# [Listed records]
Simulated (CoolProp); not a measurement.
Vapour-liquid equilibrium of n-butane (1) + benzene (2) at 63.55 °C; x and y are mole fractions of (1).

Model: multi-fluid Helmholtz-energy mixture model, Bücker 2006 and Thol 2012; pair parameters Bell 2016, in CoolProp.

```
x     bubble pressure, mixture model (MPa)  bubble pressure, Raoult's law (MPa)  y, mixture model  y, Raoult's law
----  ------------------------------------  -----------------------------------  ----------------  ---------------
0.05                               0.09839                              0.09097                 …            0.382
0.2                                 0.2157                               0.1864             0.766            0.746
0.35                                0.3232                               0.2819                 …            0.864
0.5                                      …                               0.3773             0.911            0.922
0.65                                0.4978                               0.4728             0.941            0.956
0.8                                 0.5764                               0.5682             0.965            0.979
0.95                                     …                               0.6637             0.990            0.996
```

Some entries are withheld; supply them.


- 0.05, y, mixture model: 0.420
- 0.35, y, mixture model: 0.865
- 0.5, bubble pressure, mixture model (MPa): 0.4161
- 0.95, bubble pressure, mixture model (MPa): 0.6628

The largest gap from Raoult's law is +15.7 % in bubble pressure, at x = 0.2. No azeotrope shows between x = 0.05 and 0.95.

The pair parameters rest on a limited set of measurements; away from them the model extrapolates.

# [Work item]
Word for word, give the records again.

# [Written reply]
Simulated (CoolProp); not a measurement.
Vapour-liquid equilibrium of n-butane (1) + benzene (2) at 63.55 °C; x and y are mole fractions of (1).

Model: multi-fluid Helmholtz-energy mixture model, Bücker 2006 and Thol 2012; pair parameters Bell 2016, in CoolProp.

```
x     bubble pressure, mixture model (MPa)  bubble pressure, Raoult's law (MPa)  y, mixture model  y, Raoult's law
----  ------------------------------------  -----------------------------------  ----------------  ---------------
0.05                               0.09839                              0.09097                 …            0.382
0.2                                 0.2157                               0.1864             0.766            0.746
0.35                                0.3232                               0.2819                 …            0.864
0.5                                      …                               0.3773             0.911            0.922
0.65                                0.4978                               0.4728             0.941            0.956
0.8                                 0.5764                               0.5682             0.965            0.979
0.95                                     …                               0.6637             0.990            0.996
```

Some entries are withheld; supply them.


- 0.05, y, mixture model: 0.420
- 0.35, y, mixture model: 0.865
- 0.5, bubble pressure, mixture model (MPa): 0.4161
- 0.95, bubble pressure, mixture model (MPa): 0.6628

The largest gap from Raoult's law is +15.7 % in bubble pressure, at x = 0.2. No azeotrope shows between x = 0.05 and 0.95.

The pair parameters rest on a limited set of measurements; away from them the model extrapolates.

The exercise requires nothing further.